### Records supplied
--- START ---
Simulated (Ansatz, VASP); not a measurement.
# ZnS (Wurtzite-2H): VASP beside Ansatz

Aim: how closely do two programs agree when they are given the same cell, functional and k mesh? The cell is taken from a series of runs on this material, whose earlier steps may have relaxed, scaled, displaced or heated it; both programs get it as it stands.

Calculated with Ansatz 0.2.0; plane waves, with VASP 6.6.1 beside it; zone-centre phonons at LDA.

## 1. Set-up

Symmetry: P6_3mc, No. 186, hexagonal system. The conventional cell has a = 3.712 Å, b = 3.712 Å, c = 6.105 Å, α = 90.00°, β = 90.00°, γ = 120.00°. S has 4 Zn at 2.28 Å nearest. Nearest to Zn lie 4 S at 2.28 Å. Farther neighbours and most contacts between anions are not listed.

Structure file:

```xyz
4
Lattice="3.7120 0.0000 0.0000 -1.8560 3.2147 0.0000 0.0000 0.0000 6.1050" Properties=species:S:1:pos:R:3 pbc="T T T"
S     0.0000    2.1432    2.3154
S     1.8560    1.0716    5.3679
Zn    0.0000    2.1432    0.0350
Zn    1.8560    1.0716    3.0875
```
--- END ---

What you output must match the lines from the beginning of the material through the line with "Aim: how closely" exactly, both ends included.

Simulated (Ansatz, VASP); not a measurement.
# ZnS (Wurtzite-2H): VASP beside Ansatz

Aim: how closely do two programs agree when they are given the same cell, functional and k mesh? The cell is taken from a series of runs on this material, whose earlier steps may have relaxed, scaled, displaced or heated it; both programs get it as it stands.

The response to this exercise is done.